**INFORMATION SHOWN**
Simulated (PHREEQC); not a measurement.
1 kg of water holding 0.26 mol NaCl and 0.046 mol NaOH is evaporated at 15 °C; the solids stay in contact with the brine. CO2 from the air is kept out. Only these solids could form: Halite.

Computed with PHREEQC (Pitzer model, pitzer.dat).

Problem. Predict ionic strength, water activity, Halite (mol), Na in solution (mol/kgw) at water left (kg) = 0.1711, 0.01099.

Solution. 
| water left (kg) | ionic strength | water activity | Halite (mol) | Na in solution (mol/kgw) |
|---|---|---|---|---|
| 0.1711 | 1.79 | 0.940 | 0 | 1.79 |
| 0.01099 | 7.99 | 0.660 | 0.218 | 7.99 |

**ACTIVITY**
Write every entry out again. Leave each one exactly as it is.

**EXERCISE OUTPUT**
Simulated (PHREEQC); not a measurement.
1 kg of water holding 0.26 mol NaCl and 0.046 mol NaOH is evaporated at 15 °C; the solids stay in contact with the brine. CO2 from the air is kept out. Only these solids could form: Halite.

Computed with PHREEQC (Pitzer model, pitzer.dat).

Problem. Predict ionic strength, water activity, Halite (mol), Na in solution (mol/kgw) at water left (kg) = 0.1711, 0.01099.

Solution. 
| water left (kg) | ionic strength | water activity | Halite (mol) | Na in solution (mol/kgw) |
|---|---|---|---|---|
| 0.1711 | 1.79 | 0.940 | 0 | 1.79 |
| 0.01099 | 7.99 | 0.660 | 0.218 | 7.99 |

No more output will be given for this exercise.